_WORK ORDER_
Print exactly the lines below between the line holding "All numbers come" and the line holding "Problem. Order them", inclusive, and nothing more.

_INFORMATION_
::::

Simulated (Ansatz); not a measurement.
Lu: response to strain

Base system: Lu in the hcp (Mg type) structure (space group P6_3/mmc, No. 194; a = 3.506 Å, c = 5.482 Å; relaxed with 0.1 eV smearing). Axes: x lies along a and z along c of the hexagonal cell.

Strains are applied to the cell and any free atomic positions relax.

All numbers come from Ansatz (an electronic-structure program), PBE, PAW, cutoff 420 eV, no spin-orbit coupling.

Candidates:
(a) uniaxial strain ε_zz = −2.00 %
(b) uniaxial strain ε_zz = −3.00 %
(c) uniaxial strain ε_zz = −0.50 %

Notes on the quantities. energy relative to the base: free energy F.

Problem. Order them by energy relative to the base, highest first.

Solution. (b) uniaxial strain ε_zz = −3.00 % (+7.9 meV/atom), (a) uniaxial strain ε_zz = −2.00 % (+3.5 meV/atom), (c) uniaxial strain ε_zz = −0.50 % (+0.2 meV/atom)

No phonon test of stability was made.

::::

_TASK SOLUTION_
All numbers come from Ansatz (an electronic-structure program), PBE, PAW, cutoff 420 eV, no spin-orbit coupling.

Candidates:
(a) uniaxial strain ε_zz = −2.00 %
(b) uniaxial strain ε_zz = −3.00 %
(c) uniaxial strain ε_zz = −0.50 %

Notes on the quantities. energy relative to the base: free energy F.

Problem. Order them by energy relative to the base, highest first.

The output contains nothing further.